(Provided material):
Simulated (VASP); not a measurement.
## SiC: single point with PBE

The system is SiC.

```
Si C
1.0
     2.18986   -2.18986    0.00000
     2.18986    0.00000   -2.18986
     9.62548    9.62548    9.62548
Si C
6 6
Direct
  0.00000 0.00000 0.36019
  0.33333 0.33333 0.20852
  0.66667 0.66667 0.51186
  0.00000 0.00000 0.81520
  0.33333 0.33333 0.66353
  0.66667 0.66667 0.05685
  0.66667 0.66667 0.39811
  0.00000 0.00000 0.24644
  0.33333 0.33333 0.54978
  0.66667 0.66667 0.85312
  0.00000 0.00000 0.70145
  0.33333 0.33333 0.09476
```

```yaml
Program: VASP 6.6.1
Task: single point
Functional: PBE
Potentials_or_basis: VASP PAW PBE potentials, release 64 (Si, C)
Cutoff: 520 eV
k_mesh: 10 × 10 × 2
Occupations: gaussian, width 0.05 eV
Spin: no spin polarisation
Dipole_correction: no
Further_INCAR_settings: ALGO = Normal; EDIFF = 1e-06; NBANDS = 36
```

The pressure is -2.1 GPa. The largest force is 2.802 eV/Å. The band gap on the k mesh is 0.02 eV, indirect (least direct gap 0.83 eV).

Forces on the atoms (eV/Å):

(Action item):
Copy all the records above exactly, missing none.

(Your response):
Simulated (VASP); not a measurement.
## SiC: single point with PBE

The system is SiC.

```
Si C
1.0
     2.18986   -2.18986    0.00000
     2.18986    0.00000   -2.18986
     9.62548    9.62548    9.62548
Si C
6 6
Direct
  0.00000 0.00000 0.36019
  0.33333 0.33333 0.20852
  0.66667 0.66667 0.51186
  0.00000 0.00000 0.81520
  0.33333 0.33333 0.66353
  0.66667 0.66667 0.05685
  0.66667 0.66667 0.39811
  0.00000 0.00000 0.24644
  0.33333 0.33333 0.54978
  0.66667 0.66667 0.85312
  0.00000 0.00000 0.70145
  0.33333 0.33333 0.09476
```

```yaml
Program: VASP 6.6.1
Task: single point
Functional: PBE
Potentials_or_basis: VASP PAW PBE potentials, release 64 (Si, C)
Cutoff: 520 eV
k_mesh: 10 × 10 × 2
Occupations: gaussian, width 0.05 eV
Spin: no spin polarisation
Dipole_correction: no
Further_INCAR_settings: ALGO = Normal; EDIFF = 1e-06; NBANDS = 36
```

The pressure is -2.1 GPa. The largest force is 2.802 eV/Å. The band gap on the k mesh is 0.02 eV, indirect (least direct gap 0.83 eV).

Forces on the atoms (eV/Å):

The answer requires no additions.